**Extracted entries:**
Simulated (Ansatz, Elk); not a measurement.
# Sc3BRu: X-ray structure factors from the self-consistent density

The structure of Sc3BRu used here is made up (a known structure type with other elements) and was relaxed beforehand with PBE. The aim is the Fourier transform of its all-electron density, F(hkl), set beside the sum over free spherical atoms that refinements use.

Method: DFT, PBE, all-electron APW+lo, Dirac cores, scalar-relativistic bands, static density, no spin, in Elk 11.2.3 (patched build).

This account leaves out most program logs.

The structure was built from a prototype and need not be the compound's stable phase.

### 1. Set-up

**Action item:** Restate the whole of the data exactly.

**Exercise output:**
Simulated (Ansatz, Elk); not a measurement.
# Sc3BRu: X-ray structure factors from the self-consistent density

The structure of Sc3BRu used here is made up (a known structure type with other elements) and was relaxed beforehand with PBE. The aim is the Fourier transform of its all-electron density, F(hkl), set beside the sum over free spherical atoms that refinements use.

Method: DFT, PBE, all-electron APW+lo, Dirac cores, scalar-relativistic bands, static density, no spin, in Elk 11.2.3 (patched build).

This account leaves out most program logs.

The structure was built from a prototype and need not be the compound's stable phase.

### 1. Set-up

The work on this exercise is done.